Below are records; transcribe each one exactly.

####################

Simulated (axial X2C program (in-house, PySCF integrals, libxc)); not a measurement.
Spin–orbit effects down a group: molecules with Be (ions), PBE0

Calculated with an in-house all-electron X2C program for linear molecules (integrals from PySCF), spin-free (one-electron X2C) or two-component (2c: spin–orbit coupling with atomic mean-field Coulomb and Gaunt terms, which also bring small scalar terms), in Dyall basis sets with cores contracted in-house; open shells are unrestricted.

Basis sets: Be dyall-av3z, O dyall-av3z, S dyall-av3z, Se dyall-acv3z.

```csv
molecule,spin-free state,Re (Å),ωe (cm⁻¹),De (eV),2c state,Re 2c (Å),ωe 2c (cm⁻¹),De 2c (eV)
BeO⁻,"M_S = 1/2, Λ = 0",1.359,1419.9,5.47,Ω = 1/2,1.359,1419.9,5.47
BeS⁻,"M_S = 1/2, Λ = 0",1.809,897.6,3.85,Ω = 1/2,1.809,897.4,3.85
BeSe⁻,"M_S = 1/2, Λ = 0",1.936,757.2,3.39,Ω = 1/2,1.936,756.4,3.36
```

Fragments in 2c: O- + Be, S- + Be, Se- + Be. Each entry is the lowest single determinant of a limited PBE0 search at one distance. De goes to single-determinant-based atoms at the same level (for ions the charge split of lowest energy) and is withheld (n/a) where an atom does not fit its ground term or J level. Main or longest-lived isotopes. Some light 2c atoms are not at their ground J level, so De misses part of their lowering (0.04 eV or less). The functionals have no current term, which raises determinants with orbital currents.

####################

Solution =>
Simulated (axial X2C program (in-house, PySCF integrals, libxc)); not a measurement.
Spin–orbit effects down a group: molecules with Be (ions), PBE0

Calculated with an in-house all-electron X2C program for linear molecules (integrals from PySCF), spin-free (one-electron X2C) or two-component (2c: spin–orbit coupling with atomic mean-field Coulomb and Gaunt terms, which also bring small scalar terms), in Dyall basis sets with cores contracted in-house; open shells are unrestricted.

Basis sets: Be dyall-av3z, O dyall-av3z, S dyall-av3z, Se dyall-acv3z.

```csv
molecule,spin-free state,Re (Å),ωe (cm⁻¹),De (eV),2c state,Re 2c (Å),ωe 2c (cm⁻¹),De 2c (eV)
BeO⁻,"M_S = 1/2, Λ = 0",1.359,1419.9,5.47,Ω = 1/2,1.359,1419.9,5.47
BeS⁻,"M_S = 1/2, Λ = 0",1.809,897.6,3.85,Ω = 1/2,1.809,897.4,3.85
BeSe⁻,"M_S = 1/2, Λ = 0",1.936,757.2,3.39,Ω = 1/2,1.936,756.4,3.36
```

Fragments in 2c: O- + Be, S- + Be, Se- + Be. Each entry is the lowest single determinant of a limited PBE0 search at one distance. De goes to single-determinant-based atoms at the same level (for ions the charge split of lowest energy) and is withheld (n/a) where an atom does not fit its ground term or J level. Main or longest-lived isotopes. Some light 2c atoms are not at their ground J level, so De misses part of their lowering (0.04 eV or less). The functionals have no current term, which raises determinants with orbital currents.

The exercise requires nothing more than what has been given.